== Material supplied ==
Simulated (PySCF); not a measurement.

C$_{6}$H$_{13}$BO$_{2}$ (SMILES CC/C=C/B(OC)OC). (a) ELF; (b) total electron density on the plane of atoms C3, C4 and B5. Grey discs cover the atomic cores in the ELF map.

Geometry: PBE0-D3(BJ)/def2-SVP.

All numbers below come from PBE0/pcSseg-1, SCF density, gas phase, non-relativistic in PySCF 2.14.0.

== Work item ==
Your reply should repeat the entries above in full, with every character intact.

== Exercise solution ==
Simulated (PySCF); not a measurement.

C$_{6}$H$_{13}$BO$_{2}$ (SMILES CC/C=C/B(OC)OC). (a) ELF; (b) total electron density on the plane of atoms C3, C4 and B5. Grey discs cover the atomic cores in the ELF map.

Geometry: PBE0-D3(BJ)/def2-SVP.

All numbers below come from PBE0/pcSseg-1, SCF density, gas phase, non-relativistic in PySCF 2.14.0.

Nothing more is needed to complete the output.